↓

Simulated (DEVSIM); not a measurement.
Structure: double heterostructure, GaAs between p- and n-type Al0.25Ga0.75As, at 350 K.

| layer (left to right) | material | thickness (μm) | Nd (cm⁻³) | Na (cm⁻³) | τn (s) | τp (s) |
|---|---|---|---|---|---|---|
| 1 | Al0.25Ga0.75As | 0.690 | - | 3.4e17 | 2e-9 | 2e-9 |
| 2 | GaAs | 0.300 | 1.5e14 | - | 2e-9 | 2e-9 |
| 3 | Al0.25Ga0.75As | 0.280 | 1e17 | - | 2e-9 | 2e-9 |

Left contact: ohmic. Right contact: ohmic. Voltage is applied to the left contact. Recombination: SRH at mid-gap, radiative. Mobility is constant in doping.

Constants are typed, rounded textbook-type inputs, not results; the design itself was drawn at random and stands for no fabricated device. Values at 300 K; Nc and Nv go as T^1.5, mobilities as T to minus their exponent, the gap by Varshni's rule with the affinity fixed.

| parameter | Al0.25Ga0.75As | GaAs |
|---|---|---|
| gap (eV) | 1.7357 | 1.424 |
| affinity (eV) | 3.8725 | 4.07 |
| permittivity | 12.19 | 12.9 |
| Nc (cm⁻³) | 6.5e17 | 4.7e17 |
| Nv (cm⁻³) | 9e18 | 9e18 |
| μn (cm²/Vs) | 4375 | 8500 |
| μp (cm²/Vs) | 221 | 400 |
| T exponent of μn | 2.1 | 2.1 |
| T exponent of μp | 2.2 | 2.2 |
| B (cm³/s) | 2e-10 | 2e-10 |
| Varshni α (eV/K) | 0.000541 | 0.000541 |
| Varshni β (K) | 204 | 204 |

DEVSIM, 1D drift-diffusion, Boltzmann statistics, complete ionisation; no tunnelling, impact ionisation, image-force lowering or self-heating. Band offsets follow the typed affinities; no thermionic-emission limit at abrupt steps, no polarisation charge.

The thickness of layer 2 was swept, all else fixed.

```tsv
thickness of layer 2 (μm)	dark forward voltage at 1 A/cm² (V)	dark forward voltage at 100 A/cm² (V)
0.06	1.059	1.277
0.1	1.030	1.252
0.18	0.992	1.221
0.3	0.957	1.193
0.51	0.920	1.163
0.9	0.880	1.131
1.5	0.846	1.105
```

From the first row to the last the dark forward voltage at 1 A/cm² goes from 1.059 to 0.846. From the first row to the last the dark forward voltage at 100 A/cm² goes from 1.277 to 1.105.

↑

WORK REQUEST: In the answer, the lines from the first line of the data above through the line containing "9e18 | 9e18 |" must appear exactly as written, with nothing else.

RESPONSE:
Simulated (DEVSIM); not a measurement.
Structure: double heterostructure, GaAs between p- and n-type Al0.25Ga0.75As, at 350 K.

| layer (left to right) | material | thickness (μm) | Nd (cm⁻³) | Na (cm⁻³) | τn (s) | τp (s) |
|---|---|---|---|---|---|---|
| 1 | Al0.25Ga0.75As | 0.690 | - | 3.4e17 | 2e-9 | 2e-9 |
| 2 | GaAs | 0.300 | 1.5e14 | - | 2e-9 | 2e-9 |
| 3 | Al0.25Ga0.75As | 0.280 | 1e17 | - | 2e-9 | 2e-9 |

Left contact: ohmic. Right contact: ohmic. Voltage is applied to the left contact. Recombination: SRH at mid-gap, radiative. Mobility is constant in doping.

Constants are typed, rounded textbook-type inputs, not results; the design itself was drawn at random and stands for no fabricated device. Values at 300 K; Nc and Nv go as T^1.5, mobilities as T to minus their exponent, the gap by Varshni's rule with the affinity fixed.

| parameter | Al0.25Ga0.75As | GaAs |
|---|---|---|
| gap (eV) | 1.7357 | 1.424 |
| affinity (eV) | 3.8725 | 4.07 |
| permittivity | 12.19 | 12.9 |
| Nc (cm⁻³) | 6.5e17 | 4.7e17 |
| Nv (cm⁻³) | 9e18 | 9e18 |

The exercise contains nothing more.